SOURCE DATA:
=-=-=-=-=

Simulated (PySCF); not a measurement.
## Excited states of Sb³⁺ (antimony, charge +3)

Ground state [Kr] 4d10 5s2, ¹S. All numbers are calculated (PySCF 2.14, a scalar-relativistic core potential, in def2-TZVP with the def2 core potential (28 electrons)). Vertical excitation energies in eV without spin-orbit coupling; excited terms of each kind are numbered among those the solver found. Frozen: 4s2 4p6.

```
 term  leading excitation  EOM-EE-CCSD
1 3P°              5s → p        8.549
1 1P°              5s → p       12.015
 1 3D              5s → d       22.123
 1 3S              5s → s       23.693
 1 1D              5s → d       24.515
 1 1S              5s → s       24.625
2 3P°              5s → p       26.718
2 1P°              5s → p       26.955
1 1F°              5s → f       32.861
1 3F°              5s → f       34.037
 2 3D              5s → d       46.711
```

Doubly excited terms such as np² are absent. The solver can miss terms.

=-=-=-=-=

ACTION ITEM:
Each of the records should be written out again, exactly as it reads.

WRITTEN SOLUTION:
Simulated (PySCF); not a measurement.
## Excited states of Sb³⁺ (antimony, charge +3)

Ground state [Kr] 4d10 5s2, ¹S. All numbers are calculated (PySCF 2.14, a scalar-relativistic core potential, in def2-TZVP with the def2 core potential (28 electrons)). Vertical excitation energies in eV without spin-orbit coupling; excited terms of each kind are numbered among those the solver found. Frozen: 4s2 4p6.

```
 term  leading excitation  EOM-EE-CCSD
1 3P°              5s → p        8.549
1 1P°              5s → p       12.015
 1 3D              5s → d       22.123
 1 3S              5s → s       23.693
 1 1D              5s → d       24.515
 1 1S              5s → s       24.625
2 3P°              5s → p       26.718
2 1P°              5s → p       26.955
1 1F°              5s → f       32.861
1 3F°              5s → f       34.037
 2 3D              5s → d       46.711
```

Doubly excited terms such as np² are absent. The solver can miss terms.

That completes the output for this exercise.